Assignment: The data should be duplicated exactly, with every word kept as it is.

Information shown:
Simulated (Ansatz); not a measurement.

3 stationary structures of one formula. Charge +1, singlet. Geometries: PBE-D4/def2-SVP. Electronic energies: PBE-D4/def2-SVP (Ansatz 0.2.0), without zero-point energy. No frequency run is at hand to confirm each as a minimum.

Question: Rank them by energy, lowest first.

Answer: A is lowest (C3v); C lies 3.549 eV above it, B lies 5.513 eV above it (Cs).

Problem solution:
Simulated (Ansatz); not a measurement.

3 stationary structures of one formula. Charge +1, singlet. Geometries: PBE-D4/def2-SVP. Electronic energies: PBE-D4/def2-SVP (Ansatz 0.2.0), without zero-point energy. No frequency run is at hand to confirm each as a minimum.

Question: Rank them by energy, lowest first.

Answer: A is lowest (C3v); C lies 3.549 eV above it, B lies 5.513 eV above it (Cs).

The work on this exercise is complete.